— Assignment —
Somewhere below is a line with "# Relaxation of Al2InN3" and, later, a line with "All numbers below"; repeat those two lines and all the lines between them, exactly as they are.

Segment Open
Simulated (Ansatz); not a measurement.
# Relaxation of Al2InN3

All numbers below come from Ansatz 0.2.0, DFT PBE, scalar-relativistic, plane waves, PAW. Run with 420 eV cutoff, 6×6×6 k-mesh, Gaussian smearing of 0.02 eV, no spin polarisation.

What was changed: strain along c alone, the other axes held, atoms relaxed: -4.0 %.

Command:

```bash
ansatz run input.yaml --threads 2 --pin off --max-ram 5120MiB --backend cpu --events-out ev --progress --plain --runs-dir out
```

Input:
Segment Closed

— Answer box —
# Relaxation of Al2InN3

All numbers below come from Ansatz 0.2.0, DFT PBE, scalar-relativistic, plane waves, PAW. Run with 420 eV cutoff, 6×6×6 k-mesh, Gaussian smearing of 0.02 eV, no spin polarisation.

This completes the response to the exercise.